> [Task item] Reproduce the entries shown below only from the line with "Question: Fill in" down to the line with "Answer: The calculation", keeping both end lines and copying each one exactly.

BEGIN Given records
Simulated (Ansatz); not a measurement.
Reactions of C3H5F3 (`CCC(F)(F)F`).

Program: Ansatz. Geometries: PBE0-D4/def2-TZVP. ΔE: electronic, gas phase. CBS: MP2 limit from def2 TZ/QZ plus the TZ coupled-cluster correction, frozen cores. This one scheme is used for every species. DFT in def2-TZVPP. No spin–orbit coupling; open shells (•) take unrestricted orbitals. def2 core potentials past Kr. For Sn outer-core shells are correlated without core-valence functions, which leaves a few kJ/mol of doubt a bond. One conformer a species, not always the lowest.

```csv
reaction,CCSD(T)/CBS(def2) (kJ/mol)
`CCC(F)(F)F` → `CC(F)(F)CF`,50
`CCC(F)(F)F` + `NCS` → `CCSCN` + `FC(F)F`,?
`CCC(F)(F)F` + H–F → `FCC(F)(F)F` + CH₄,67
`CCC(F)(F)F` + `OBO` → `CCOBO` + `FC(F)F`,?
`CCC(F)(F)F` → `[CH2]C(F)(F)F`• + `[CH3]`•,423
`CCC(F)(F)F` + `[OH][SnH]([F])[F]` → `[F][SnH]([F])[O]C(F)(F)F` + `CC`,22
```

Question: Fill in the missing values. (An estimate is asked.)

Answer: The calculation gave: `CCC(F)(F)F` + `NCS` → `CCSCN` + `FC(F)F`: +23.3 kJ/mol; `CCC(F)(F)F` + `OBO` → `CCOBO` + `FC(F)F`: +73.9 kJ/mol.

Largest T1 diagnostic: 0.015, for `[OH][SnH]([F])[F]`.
END Given records

> [Exercise answer]
Question: Fill in the missing values. (An estimate is asked.)

Answer: The calculation gave: `CCC(F)(F)F` + `NCS` → `CCSCN` + `FC(F)F`: +23.3 kJ/mol; `CCC(F)(F)F` + `OBO` → `CCOBO` + `FC(F)F`: +73.9 kJ/mol.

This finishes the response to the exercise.